□ □ □ □ □ □ □
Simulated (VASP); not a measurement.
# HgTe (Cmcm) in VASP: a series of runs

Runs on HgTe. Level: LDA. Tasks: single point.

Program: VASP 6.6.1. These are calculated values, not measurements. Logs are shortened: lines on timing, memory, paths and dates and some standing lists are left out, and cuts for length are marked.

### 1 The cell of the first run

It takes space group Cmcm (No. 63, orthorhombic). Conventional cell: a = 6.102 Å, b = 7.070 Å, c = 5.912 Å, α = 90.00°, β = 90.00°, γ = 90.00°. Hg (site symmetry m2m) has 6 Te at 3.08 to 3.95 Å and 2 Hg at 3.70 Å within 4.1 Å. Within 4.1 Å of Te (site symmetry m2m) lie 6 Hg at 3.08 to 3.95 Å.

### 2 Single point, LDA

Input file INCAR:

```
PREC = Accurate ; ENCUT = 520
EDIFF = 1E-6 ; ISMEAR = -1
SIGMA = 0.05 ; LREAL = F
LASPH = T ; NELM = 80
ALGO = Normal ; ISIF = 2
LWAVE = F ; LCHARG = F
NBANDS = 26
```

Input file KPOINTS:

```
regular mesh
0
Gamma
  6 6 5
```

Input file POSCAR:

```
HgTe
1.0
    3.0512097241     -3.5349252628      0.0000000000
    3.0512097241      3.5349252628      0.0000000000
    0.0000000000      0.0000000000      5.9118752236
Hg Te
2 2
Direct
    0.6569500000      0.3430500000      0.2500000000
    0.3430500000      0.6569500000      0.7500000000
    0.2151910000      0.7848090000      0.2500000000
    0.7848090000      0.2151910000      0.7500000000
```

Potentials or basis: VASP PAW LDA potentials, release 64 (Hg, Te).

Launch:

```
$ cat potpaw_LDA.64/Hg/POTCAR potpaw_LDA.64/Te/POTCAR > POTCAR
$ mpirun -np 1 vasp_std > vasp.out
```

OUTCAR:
□ □ □ □ □ □ □

Assignment: Copy the records above exactly, from the first line through the line containing "### 1 The cell of the first run", and include nothing else.

Task response:
Simulated (VASP); not a measurement.
# HgTe (Cmcm) in VASP: a series of runs

Runs on HgTe. Level: LDA. Tasks: single point.

Program: VASP 6.6.1. These are calculated values, not measurements. Logs are shortened: lines on timing, memory, paths and dates and some standing lists are left out, and cuts for length are marked.

### 1 The cell of the first run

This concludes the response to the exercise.